WORK ITEM :: Reproduce the data below line by line, from its first line to the line with "0.15 | 44.52 |", both included, and nothing past that point.

DATA PROVIDED Block Start

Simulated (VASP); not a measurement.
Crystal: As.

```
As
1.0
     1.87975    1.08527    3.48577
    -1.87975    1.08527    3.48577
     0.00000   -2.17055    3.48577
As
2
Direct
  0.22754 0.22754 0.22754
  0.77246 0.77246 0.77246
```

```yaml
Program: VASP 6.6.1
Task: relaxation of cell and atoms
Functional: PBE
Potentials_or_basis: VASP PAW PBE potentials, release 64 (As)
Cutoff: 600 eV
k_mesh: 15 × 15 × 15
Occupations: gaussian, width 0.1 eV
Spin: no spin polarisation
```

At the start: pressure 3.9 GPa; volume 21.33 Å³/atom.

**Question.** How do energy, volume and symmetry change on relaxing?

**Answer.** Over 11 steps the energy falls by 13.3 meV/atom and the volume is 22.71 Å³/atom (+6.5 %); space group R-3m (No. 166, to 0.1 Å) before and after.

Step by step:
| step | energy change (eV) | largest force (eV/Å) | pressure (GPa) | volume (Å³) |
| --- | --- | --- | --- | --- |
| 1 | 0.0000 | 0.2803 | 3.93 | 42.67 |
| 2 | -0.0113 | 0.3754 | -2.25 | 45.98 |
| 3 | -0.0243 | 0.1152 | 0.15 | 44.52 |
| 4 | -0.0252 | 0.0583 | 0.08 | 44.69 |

DATA PROVIDED Block End

WRITTEN SOLUTION ::
Simulated (VASP); not a measurement.
Crystal: As.

```
As
1.0
     1.87975    1.08527    3.48577
    -1.87975    1.08527    3.48577
     0.00000   -2.17055    3.48577
As
2
Direct
  0.22754 0.22754 0.22754
  0.77246 0.77246 0.77246
```

```yaml
Program: VASP 6.6.1
Task: relaxation of cell and atoms
Functional: PBE
Potentials_or_basis: VASP PAW PBE potentials, release 64 (As)
Cutoff: 600 eV
k_mesh: 15 × 15 × 15
Occupations: gaussian, width 0.1 eV
Spin: no spin polarisation
```

At the start: pressure 3.9 GPa; volume 21.33 Å³/atom.

**Question.** How do energy, volume and symmetry change on relaxing?

**Answer.** Over 11 steps the energy falls by 13.3 meV/atom and the volume is 22.71 Å³/atom (+6.5 %); space group R-3m (No. 166, to 0.1 Å) before and after.

Step by step:
| step | energy change (eV) | largest force (eV/Å) | pressure (GPa) | volume (Å³) |
| --- | --- | --- | --- | --- |
| 1 | 0.0000 | 0.2803 | 3.93 | 42.67 |
| 2 | -0.0113 | 0.3754 | -2.25 | 45.98 |
| 3 | -0.0243 | 0.1152 | 0.15 | 44.52 |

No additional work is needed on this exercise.